Work request: Quote exactly the lines spanning from the top of the data below to the line that contains "Ansatz 0.2.0; DFT", including both.

Provided data:
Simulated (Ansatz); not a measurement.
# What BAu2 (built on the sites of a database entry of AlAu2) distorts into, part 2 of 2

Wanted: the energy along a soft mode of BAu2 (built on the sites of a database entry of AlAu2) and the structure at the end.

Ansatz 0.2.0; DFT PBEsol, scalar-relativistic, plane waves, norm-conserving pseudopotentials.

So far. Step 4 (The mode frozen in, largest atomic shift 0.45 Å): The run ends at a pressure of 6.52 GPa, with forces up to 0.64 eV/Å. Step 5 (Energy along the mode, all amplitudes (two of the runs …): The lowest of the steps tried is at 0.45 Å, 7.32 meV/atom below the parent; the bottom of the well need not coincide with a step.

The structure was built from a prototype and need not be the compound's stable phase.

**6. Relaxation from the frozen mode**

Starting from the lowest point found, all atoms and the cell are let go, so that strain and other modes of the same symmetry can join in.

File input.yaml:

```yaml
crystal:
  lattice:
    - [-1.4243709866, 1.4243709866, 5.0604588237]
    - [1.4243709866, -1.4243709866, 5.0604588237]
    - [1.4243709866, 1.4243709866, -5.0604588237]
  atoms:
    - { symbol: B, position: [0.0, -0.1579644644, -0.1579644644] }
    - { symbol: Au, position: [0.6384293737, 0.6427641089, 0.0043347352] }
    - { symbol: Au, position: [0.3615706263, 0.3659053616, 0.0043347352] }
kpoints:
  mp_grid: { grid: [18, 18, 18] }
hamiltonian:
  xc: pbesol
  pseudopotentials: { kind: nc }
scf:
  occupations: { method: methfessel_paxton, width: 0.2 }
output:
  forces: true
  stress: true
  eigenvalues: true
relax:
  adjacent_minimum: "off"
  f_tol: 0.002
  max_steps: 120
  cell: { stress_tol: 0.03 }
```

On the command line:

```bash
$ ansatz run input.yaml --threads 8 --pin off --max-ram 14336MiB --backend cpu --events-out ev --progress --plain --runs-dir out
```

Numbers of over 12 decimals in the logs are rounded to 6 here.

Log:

Answer area:
Simulated (Ansatz); not a measurement.
# What BAu2 (built on the sites of a database entry of AlAu2) distorts into, part 2 of 2

Wanted: the energy along a soft mode of BAu2 (built on the sites of a database entry of AlAu2) and the structure at the end.

Ansatz 0.2.0; DFT PBEsol, scalar-relativistic, plane waves, norm-conserving pseudopotentials.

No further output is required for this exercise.